Assignment: Up to and including the line with "VASP 6.6.1 |", copy the records below exactly from their first line.

Input data:
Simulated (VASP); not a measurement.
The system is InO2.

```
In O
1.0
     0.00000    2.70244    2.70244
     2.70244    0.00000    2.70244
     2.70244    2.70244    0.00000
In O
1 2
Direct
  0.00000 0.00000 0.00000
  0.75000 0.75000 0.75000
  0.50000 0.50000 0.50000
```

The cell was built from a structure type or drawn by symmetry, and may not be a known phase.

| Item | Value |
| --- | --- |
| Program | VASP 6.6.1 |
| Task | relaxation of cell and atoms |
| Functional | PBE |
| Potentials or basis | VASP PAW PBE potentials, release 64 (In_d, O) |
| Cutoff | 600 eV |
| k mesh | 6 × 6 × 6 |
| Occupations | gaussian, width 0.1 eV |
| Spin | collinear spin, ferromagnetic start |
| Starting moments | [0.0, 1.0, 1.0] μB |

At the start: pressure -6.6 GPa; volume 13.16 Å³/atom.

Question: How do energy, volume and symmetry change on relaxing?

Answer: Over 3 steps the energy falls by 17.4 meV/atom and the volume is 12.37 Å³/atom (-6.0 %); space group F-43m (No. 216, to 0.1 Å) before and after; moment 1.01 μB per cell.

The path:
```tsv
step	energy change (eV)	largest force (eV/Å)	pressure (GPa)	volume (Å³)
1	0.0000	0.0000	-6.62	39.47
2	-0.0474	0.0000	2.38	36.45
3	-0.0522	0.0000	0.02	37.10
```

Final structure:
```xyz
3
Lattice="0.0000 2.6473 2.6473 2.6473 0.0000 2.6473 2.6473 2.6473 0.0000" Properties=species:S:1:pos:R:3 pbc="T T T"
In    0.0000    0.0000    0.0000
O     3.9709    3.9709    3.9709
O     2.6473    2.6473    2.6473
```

Expected answer:
Simulated (VASP); not a measurement.
The system is InO2.

```
In O
1.0
     0.00000    2.70244    2.70244
     2.70244    0.00000    2.70244
     2.70244    2.70244    0.00000
In O
1 2
Direct
  0.00000 0.00000 0.00000
  0.75000 0.75000 0.75000
  0.50000 0.50000 0.50000
```

The cell was built from a structure type or drawn by symmetry, and may not be a known phase.

| Item | Value |
| --- | --- |
| Program | VASP 6.6.1 |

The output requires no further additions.